**Assignment**
Your answer must be an exact transcription of every record.

**Study material**
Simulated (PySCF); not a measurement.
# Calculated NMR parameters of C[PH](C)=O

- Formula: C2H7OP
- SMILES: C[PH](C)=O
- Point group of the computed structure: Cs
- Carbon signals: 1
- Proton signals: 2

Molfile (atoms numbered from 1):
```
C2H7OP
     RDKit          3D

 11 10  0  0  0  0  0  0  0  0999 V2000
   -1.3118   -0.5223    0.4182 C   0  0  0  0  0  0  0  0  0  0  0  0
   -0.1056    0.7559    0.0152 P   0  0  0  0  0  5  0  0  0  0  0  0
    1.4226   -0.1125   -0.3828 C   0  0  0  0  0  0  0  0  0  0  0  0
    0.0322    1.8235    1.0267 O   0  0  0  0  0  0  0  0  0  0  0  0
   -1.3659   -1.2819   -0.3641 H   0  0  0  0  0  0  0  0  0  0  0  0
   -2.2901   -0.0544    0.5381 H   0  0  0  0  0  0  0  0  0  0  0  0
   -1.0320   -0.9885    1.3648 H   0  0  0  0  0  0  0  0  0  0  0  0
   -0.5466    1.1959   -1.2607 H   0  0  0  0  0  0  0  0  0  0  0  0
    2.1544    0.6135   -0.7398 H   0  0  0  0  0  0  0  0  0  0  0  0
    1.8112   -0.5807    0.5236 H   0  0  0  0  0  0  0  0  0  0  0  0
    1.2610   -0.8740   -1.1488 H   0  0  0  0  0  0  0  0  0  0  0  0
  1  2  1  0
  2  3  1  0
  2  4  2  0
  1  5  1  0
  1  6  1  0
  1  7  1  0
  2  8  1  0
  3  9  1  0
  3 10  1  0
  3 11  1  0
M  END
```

**Task solution**
Simulated (PySCF); not a measurement.
# Calculated NMR parameters of C[PH](C)=O

- Formula: C2H7OP
- SMILES: C[PH](C)=O
- Point group of the computed structure: Cs
- Carbon signals: 1
- Proton signals: 2

Molfile (atoms numbered from 1):
```
C2H7OP
     RDKit          3D

 11 10  0  0  0  0  0  0  0  0999 V2000
   -1.3118   -0.5223    0.4182 C   0  0  0  0  0  0  0  0  0  0  0  0
   -0.1056    0.7559    0.0152 P   0  0  0  0  0  5  0  0  0  0  0  0
    1.4226   -0.1125   -0.3828 C   0  0  0  0  0  0  0  0  0  0  0  0
    0.0322    1.8235    1.0267 O   0  0  0  0  0  0  0  0  0  0  0  0
   -1.3659   -1.2819   -0.3641 H   0  0  0  0  0  0  0  0  0  0  0  0
   -2.2901   -0.0544    0.5381 H   0  0  0  0  0  0  0  0  0  0  0  0
   -1.0320   -0.9885    1.3648 H   0  0  0  0  0  0  0  0  0  0  0  0
   -0.5466    1.1959   -1.2607 H   0  0  0  0  0  0  0  0  0  0  0  0
    2.1544    0.6135   -0.7398 H   0  0  0  0  0  0  0  0  0  0  0  0
    1.8112   -0.5807    0.5236 H   0  0  0  0  0  0  0  0  0  0  0  0
    1.2610   -0.8740   -1.1488 H   0  0  0  0  0  0  0  0  0  0  0  0
  1  2  1  0
  2  3  1  0
  2  4  2  0
  1  5  1  0
  1  6  1  0
  1  7  1  0
  2  8  1  0
  3  9  1  0
  3 10  1  0
  3 11  1  0
M  END
```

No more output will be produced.